The lines from the top of the records below through the one containing "- 259.6 K and" are to be transcribed exactly, and nothing else is to be added.

Dataset:
——

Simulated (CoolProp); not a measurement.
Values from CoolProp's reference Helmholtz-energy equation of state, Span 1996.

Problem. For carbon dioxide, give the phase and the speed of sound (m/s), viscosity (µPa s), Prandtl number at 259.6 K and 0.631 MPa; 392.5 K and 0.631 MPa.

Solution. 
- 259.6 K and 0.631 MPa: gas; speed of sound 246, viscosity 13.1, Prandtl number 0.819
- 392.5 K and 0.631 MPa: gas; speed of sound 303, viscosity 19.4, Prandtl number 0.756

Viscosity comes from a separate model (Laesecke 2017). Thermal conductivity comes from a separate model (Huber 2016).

——

Response:
Simulated (CoolProp); not a measurement.
Values from CoolProp's reference Helmholtz-energy equation of state, Span 1996.

Problem. For carbon dioxide, give the phase and the speed of sound (m/s), viscosity (µPa s), Prandtl number at 259.6 K and 0.631 MPa; 392.5 K and 0.631 MPa.

Solution. 
- 259.6 K and 0.631 MPa: gas; speed of sound 246, viscosity 13.1, Prandtl number 0.819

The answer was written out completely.